• [Requirement]
Retype only the lines at the head of the records, first through the one with "Wanted: the relaxed", exactly as written.

══ Record extracts

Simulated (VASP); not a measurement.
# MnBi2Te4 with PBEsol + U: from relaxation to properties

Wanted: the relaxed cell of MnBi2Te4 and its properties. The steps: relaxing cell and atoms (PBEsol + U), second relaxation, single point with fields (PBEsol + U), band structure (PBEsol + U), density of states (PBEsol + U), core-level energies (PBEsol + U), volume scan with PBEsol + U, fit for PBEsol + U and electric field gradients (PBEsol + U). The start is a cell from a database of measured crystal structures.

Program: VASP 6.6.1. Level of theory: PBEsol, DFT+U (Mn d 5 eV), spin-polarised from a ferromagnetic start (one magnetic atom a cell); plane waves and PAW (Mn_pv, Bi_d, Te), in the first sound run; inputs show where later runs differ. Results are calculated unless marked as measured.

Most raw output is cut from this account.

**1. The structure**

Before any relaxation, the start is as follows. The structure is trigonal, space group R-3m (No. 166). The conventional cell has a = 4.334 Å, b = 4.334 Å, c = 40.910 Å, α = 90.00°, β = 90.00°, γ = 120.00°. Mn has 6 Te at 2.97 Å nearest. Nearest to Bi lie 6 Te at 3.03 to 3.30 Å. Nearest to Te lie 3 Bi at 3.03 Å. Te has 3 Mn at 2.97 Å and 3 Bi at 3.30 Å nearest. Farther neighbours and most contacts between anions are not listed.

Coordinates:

════

• [Answer box]
Simulated (VASP); not a measurement.
# MnBi2Te4 with PBEsol + U: from relaxation to properties

Wanted: the relaxed cell of MnBi2Te4 and its properties. The steps: relaxing cell and atoms (PBEsol + U), second relaxation, single point with fields (PBEsol + U), band structure (PBEsol + U), density of states (PBEsol + U), core-level energies (PBEsol + U), volume scan with PBEsol + U, fit for PBEsol + U and electric field gradients (PBEsol + U). The start is a cell from a database of measured crystal structures.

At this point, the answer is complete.